## Work order
Retype verbatim the lines of the listing, from the very first through the line with "- Pressure: -4.0 GPa".

--
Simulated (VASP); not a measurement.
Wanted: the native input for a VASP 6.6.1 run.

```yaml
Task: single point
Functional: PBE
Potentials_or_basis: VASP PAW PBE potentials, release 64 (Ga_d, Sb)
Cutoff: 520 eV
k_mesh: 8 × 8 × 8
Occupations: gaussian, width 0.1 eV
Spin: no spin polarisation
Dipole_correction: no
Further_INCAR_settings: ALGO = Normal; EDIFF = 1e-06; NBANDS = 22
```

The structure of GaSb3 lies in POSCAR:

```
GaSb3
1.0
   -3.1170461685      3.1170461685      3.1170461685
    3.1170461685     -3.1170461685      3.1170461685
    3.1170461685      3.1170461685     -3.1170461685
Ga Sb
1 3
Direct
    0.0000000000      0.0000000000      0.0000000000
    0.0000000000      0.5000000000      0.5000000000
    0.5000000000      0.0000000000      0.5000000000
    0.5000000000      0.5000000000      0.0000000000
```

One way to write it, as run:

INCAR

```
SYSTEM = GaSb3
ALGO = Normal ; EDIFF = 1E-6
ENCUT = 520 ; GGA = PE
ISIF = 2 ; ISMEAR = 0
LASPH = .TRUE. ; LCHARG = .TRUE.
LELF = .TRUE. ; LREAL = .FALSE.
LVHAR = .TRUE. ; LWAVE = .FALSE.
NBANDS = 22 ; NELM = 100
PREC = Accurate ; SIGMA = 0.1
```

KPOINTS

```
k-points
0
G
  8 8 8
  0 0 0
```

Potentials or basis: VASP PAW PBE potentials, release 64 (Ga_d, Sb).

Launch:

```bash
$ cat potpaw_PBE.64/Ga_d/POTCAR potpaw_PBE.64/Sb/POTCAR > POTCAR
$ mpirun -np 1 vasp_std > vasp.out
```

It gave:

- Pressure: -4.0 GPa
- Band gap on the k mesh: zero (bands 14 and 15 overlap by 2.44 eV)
--

## Result
Simulated (VASP); not a measurement.
Wanted: the native input for a VASP 6.6.1 run.

```yaml
Task: single point
Functional: PBE
Potentials_or_basis: VASP PAW PBE potentials, release 64 (Ga_d, Sb)
Cutoff: 520 eV
k_mesh: 8 × 8 × 8
Occupations: gaussian, width 0.1 eV
Spin: no spin polarisation
Dipole_correction: no
Further_INCAR_settings: ALGO = Normal; EDIFF = 1e-06; NBANDS = 22
```

The structure of GaSb3 lies in POSCAR:

```
GaSb3
1.0
   -3.1170461685      3.1170461685      3.1170461685
    3.1170461685     -3.1170461685      3.1170461685
    3.1170461685      3.1170461685     -3.1170461685
Ga Sb
1 3
Direct
    0.0000000000      0.0000000000      0.0000000000
    0.0000000000      0.5000000000      0.5000000000
    0.5000000000      0.0000000000      0.5000000000
    0.5000000000      0.5000000000      0.0000000000
```

One way to write it, as run:

INCAR

```
SYSTEM = GaSb3
ALGO = Normal ; EDIFF = 1E-6
ENCUT = 520 ; GGA = PE
ISIF = 2 ; ISMEAR = 0
LASPH = .TRUE. ; LCHARG = .TRUE.
LELF = .TRUE. ; LREAL = .FALSE.
LVHAR = .TRUE. ; LWAVE = .FALSE.
NBANDS = 22 ; NELM = 100
PREC = Accurate ; SIGMA = 0.1
```

KPOINTS

```
k-points
0
G
  8 8 8
  0 0 0
```

Potentials or basis: VASP PAW PBE potentials, release 64 (Ga_d, Sb).

Launch:

```bash
$ cat potpaw_PBE.64/Ga_d/POTCAR potpaw_PBE.64/Sb/POTCAR > POTCAR
$ mpirun -np 1 vasp_std > vasp.out
```

It gave:

- Pressure: -4.0 GPa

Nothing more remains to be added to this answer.